### [Excerpted data]
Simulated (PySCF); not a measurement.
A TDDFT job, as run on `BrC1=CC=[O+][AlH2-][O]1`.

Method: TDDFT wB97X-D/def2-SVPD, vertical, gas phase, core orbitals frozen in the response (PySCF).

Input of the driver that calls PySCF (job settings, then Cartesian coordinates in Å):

### [Brief]
Above are the records; retype them all without a single difference.

### [Exercise solution]
Simulated (PySCF); not a measurement.
A TDDFT job, as run on `BrC1=CC=[O+][AlH2-][O]1`.

Method: TDDFT wB97X-D/def2-SVPD, vertical, gas phase, core orbitals frozen in the response (PySCF).

Input of the driver that calls PySCF (job settings, then Cartesian coordinates in Å):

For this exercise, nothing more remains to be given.